================
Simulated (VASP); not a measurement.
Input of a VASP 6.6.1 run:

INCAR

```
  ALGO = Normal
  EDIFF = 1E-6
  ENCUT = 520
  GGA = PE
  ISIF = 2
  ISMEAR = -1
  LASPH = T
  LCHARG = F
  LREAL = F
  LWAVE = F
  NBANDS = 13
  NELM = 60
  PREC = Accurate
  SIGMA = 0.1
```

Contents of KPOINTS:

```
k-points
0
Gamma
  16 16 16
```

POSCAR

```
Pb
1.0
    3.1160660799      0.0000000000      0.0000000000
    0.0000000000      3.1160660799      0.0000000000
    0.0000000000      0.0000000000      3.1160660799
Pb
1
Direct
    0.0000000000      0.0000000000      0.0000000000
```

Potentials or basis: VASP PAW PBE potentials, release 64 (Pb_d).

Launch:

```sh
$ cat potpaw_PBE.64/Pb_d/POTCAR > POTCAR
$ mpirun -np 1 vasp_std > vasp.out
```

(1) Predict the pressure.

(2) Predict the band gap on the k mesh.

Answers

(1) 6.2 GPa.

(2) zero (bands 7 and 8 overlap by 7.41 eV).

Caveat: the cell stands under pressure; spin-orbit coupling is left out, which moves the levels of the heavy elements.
================

**REQUIRED ACTION**
The line above containing "(1) 6.2 GPa.", the line containing "(2) zero (bands 7 and 8 overlap by 7.41 eV).", and every line between them are to be transcribed exactly; no other line is wanted.

**RESPONSE BOX**
(1) 6.2 GPa.

(2) zero (bands 7 and 8 overlap by 7.41 eV).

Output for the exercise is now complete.